WORK ITEM:
From the first line of the records through the line containing "Second-order quadrupolar shift", retype every line exactly and nothing else.

SUPPLIED INFORMATION section start
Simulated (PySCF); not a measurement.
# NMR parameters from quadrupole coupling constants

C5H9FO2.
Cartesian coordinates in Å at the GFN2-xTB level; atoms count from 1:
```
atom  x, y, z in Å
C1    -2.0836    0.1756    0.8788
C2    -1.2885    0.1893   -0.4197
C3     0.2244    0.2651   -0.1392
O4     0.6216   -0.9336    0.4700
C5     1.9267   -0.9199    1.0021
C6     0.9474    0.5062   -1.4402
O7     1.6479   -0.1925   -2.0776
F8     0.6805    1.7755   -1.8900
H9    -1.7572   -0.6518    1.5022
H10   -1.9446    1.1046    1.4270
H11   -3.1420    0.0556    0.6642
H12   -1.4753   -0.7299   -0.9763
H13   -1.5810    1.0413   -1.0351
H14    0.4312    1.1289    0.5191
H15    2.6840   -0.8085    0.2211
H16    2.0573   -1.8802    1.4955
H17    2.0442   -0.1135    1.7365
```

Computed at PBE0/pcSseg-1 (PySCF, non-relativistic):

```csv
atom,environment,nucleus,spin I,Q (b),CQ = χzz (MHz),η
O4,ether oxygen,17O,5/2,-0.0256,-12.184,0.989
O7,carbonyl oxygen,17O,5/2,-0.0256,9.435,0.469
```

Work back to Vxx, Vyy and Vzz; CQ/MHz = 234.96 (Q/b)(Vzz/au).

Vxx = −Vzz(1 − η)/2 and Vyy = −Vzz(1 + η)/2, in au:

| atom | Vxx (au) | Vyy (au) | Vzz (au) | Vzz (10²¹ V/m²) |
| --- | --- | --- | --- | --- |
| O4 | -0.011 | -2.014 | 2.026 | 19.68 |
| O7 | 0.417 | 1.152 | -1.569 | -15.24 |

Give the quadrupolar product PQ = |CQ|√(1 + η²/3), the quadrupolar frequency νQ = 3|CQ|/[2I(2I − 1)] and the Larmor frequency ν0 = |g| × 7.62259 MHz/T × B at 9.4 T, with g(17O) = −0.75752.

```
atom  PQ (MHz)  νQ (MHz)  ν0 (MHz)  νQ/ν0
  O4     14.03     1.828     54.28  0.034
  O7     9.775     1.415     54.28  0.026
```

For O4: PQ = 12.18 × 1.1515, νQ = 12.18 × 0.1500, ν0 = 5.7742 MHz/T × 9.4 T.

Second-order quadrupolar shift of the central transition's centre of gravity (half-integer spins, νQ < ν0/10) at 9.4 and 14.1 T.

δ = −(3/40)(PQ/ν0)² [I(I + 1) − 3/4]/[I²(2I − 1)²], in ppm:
SUPPLIED INFORMATION section end

REPLY:
Simulated (PySCF); not a measurement.
# NMR parameters from quadrupole coupling constants

C5H9FO2.
Cartesian coordinates in Å at the GFN2-xTB level; atoms count from 1:
```
atom  x, y, z in Å
C1    -2.0836    0.1756    0.8788
C2    -1.2885    0.1893   -0.4197
C3     0.2244    0.2651   -0.1392
O4     0.6216   -0.9336    0.4700
C5     1.9267   -0.9199    1.0021
C6     0.9474    0.5062   -1.4402
O7     1.6479   -0.1925   -2.0776
F8     0.6805    1.7755   -1.8900
H9    -1.7572   -0.6518    1.5022
H10   -1.9446    1.1046    1.4270
H11   -3.1420    0.0556    0.6642
H12   -1.4753   -0.7299   -0.9763
H13   -1.5810    1.0413   -1.0351
H14    0.4312    1.1289    0.5191
H15    2.6840   -0.8085    0.2211
H16    2.0573   -1.8802    1.4955
H17    2.0442   -0.1135    1.7365
```

Computed at PBE0/pcSseg-1 (PySCF, non-relativistic):

```csv
atom,environment,nucleus,spin I,Q (b),CQ = χzz (MHz),η
O4,ether oxygen,17O,5/2,-0.0256,-12.184,0.989
O7,carbonyl oxygen,17O,5/2,-0.0256,9.435,0.469
```

Work back to Vxx, Vyy and Vzz; CQ/MHz = 234.96 (Q/b)(Vzz/au).

Vxx = −Vzz(1 − η)/2 and Vyy = −Vzz(1 + η)/2, in au:

| atom | Vxx (au) | Vyy (au) | Vzz (au) | Vzz (10²¹ V/m²) |
| --- | --- | --- | --- | --- |
| O4 | -0.011 | -2.014 | 2.026 | 19.68 |
| O7 | 0.417 | 1.152 | -1.569 | -15.24 |

Give the quadrupolar product PQ = |CQ|√(1 + η²/3), the quadrupolar frequency νQ = 3|CQ|/[2I(2I − 1)] and the Larmor frequency ν0 = |g| × 7.62259 MHz/T × B at 9.4 T, with g(17O) = −0.75752.

```
atom  PQ (MHz)  νQ (MHz)  ν0 (MHz)  νQ/ν0
  O4     14.03     1.828     54.28  0.034
  O7     9.775     1.415     54.28  0.026
```

For O4: PQ = 12.18 × 1.1515, νQ = 12.18 × 0.1500, ν0 = 5.7742 MHz/T × 9.4 T.

Second-order quadrupolar shift of the central transition's centre of gravity (half-integer spins, νQ < ν0/10) at 9.4 and 14.1 T.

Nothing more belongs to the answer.